**Extracted data**:
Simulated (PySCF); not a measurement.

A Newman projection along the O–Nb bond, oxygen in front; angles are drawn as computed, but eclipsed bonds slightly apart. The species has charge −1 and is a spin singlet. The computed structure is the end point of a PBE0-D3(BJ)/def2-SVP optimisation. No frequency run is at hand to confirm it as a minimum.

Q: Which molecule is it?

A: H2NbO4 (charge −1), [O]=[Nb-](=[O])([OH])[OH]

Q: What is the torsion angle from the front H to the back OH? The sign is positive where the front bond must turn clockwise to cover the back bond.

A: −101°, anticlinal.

**Assignment**:
Would you return each line of the material above, unchanged, from the first one through the line where "Q: What is the" appears?

**Response box**:
Simulated (PySCF); not a measurement.

A Newman projection along the O–Nb bond, oxygen in front; angles are drawn as computed, but eclipsed bonds slightly apart. The species has charge −1 and is a spin singlet. The computed structure is the end point of a PBE0-D3(BJ)/def2-SVP optimisation. No frequency run is at hand to confirm it as a minimum.

Q: Which molecule is it?

A: H2NbO4 (charge −1), [O]=[Nb-](=[O])([OH])[OH]

Q: What is the torsion angle from the front H to the back OH? The sign is positive where the front bond must turn clockwise to cover the back bond.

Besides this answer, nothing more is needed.